• _Activity_:
From the data below, copy exactly the lines that lie between the one holding "3.30 | 117.79 |" and the one holding "0.10 | 120.47 |", including both, and nothing more.

• _Dataset_:
•••

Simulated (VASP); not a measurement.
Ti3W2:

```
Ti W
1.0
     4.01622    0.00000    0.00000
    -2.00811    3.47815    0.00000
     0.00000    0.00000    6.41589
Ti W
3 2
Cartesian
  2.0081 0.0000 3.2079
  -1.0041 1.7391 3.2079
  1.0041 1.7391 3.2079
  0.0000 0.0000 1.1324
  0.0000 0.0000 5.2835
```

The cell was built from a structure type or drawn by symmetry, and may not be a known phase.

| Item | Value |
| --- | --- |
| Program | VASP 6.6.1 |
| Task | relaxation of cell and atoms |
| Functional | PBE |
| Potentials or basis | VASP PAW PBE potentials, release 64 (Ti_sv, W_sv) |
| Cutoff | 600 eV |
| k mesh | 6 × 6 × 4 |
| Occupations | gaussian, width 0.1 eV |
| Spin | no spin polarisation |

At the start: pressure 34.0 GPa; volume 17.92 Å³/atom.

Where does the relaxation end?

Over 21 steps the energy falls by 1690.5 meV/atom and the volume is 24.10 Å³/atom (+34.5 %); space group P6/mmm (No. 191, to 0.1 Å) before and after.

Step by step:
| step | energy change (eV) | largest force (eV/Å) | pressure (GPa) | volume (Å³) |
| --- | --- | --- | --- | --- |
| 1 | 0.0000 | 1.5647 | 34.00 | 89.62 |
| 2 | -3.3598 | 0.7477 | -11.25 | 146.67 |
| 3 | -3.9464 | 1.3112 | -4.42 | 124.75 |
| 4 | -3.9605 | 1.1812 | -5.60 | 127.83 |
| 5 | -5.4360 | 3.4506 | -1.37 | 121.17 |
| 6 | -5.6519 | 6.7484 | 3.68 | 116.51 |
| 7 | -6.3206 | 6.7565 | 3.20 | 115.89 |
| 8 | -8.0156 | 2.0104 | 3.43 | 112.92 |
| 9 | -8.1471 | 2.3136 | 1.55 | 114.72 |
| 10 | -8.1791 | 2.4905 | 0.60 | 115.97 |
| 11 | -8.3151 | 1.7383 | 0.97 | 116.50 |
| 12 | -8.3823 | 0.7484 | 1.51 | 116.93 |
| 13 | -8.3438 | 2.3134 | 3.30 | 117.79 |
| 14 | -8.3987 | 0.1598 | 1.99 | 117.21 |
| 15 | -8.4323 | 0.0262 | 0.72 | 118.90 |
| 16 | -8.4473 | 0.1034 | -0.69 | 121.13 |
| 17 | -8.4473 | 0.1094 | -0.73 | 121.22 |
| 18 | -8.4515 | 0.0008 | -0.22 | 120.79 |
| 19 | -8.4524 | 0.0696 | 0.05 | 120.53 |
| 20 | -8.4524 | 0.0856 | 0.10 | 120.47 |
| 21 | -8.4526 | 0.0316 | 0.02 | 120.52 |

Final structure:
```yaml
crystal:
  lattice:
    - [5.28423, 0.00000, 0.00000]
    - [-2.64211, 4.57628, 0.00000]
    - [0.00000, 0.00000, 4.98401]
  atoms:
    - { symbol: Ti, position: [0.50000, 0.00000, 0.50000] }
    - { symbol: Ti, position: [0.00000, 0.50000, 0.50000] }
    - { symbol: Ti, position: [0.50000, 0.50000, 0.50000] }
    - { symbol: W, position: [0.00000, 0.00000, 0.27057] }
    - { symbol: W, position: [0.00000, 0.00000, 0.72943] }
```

•••

• _Problem solution_:
| 13 | -8.3438 | 2.3134 | 3.30 | 117.79 |
| 14 | -8.3987 | 0.1598 | 1.99 | 117.21 |
| 15 | -8.4323 | 0.0262 | 0.72 | 118.90 |
| 16 | -8.4473 | 0.1034 | -0.69 | 121.13 |
| 17 | -8.4473 | 0.1094 | -0.73 | 121.22 |
| 18 | -8.4515 | 0.0008 | -0.22 | 120.79 |
| 19 | -8.4524 | 0.0696 | 0.05 | 120.53 |
| 20 | -8.4524 | 0.0856 | 0.10 | 120.47 |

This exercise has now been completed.